[[ Supplied information, beginning ]]
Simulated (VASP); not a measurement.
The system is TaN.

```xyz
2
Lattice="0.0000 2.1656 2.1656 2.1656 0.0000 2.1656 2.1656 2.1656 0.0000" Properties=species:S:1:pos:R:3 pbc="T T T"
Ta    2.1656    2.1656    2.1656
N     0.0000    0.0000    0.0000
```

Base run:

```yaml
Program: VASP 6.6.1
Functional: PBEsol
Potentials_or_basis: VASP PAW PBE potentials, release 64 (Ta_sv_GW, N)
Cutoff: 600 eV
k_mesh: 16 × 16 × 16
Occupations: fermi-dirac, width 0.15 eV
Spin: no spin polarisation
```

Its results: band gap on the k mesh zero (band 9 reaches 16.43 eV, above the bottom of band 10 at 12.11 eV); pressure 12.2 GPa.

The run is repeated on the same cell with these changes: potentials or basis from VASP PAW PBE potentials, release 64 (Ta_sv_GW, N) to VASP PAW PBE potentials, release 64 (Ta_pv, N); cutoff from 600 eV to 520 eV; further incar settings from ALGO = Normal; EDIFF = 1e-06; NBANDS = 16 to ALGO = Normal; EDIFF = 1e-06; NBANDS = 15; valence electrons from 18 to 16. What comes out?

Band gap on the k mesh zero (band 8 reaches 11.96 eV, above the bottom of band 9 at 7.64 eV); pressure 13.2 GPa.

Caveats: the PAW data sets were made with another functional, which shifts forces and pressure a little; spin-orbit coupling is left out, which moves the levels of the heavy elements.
[[ Supplied information, end ]]

**Assignment**
Look above for the line holding "The run is repeated". Print it and every line after it, exactly, through the line holding "Band gap on the k mesh zero (band 8".

**Expected answer**
The run is repeated on the same cell with these changes: potentials or basis from VASP PAW PBE potentials, release 64 (Ta_sv_GW, N) to VASP PAW PBE potentials, release 64 (Ta_pv, N); cutoff from 600 eV to 520 eV; further incar settings from ALGO = Normal; EDIFF = 1e-06; NBANDS = 16 to ALGO = Normal; EDIFF = 1e-06; NBANDS = 15; valence electrons from 18 to 16. What comes out?

Band gap on the k mesh zero (band 8 reaches 11.96 eV, above the bottom of band 9 at 7.64 eV); pressure 13.2 GPa.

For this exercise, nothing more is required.